EXERCISE DATA:
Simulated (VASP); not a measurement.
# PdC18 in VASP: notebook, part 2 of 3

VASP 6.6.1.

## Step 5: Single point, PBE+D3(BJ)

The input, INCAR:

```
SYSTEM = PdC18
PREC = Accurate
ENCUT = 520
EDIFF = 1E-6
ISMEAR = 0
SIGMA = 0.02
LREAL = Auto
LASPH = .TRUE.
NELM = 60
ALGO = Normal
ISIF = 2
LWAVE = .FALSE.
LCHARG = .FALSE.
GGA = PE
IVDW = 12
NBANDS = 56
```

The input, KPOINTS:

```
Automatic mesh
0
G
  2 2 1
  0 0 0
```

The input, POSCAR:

WORK REQUEST: With nothing added or dropped, retype the listing above.

RESPONSE BOX:
Simulated (VASP); not a measurement.
# PdC18 in VASP: notebook, part 2 of 3

VASP 6.6.1.

## Step 5: Single point, PBE+D3(BJ)

The input, INCAR:

```
SYSTEM = PdC18
PREC = Accurate
ENCUT = 520
EDIFF = 1E-6
ISMEAR = 0
SIGMA = 0.02
LREAL = Auto
LASPH = .TRUE.
NELM = 60
ALGO = Normal
ISIF = 2
LWAVE = .FALSE.
LCHARG = .FALSE.
GGA = PE
IVDW = 12
NBANDS = 56
```

The input, KPOINTS:

```
Automatic mesh
0
G
  2 2 1
  0 0 0
```

The input, POSCAR:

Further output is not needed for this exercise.